> _Data for analysis_:
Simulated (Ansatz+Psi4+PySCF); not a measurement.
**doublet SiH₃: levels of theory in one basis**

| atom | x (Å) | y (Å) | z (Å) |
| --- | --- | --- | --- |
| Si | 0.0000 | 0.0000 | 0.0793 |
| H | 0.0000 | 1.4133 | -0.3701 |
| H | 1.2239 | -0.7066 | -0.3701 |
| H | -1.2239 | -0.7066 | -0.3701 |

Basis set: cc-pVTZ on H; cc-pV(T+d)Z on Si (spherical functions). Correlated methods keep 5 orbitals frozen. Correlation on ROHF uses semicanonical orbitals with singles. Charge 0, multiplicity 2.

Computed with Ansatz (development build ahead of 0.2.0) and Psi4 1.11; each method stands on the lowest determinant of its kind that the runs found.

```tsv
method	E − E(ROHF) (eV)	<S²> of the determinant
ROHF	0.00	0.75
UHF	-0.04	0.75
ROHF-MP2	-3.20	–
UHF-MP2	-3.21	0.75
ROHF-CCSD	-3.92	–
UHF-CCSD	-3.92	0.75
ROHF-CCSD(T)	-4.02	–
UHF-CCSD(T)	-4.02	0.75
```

> _Work instruction_: Repeat exactly the lines that run from the opening of the listing through the line holding "-1.2239 | -0.7066 | -0.3701 |". Leave out everything else.

> _Response_:
Simulated (Ansatz+Psi4+PySCF); not a measurement.
**doublet SiH₃: levels of theory in one basis**

| atom | x (Å) | y (Å) | z (Å) |
| --- | --- | --- | --- |
| Si | 0.0000 | 0.0000 | 0.0793 |
| H | 0.0000 | 1.4133 | -0.3701 |
| H | 1.2239 | -0.7066 | -0.3701 |
| H | -1.2239 | -0.7066 | -0.3701 |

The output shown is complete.